__ACTIVITY__:
The full listing below should be printed word for word.

__STORED DATA__:
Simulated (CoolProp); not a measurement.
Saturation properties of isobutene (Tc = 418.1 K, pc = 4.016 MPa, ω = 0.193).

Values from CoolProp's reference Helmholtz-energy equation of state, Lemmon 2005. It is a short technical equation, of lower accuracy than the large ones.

__ANSWER SECTION__:
Simulated (CoolProp); not a measurement.
Saturation properties of isobutene (Tc = 418.1 K, pc = 4.016 MPa, ω = 0.193).

Values from CoolProp's reference Helmholtz-energy equation of state, Lemmon 2005. It is a short technical equation, of lower accuracy than the large ones.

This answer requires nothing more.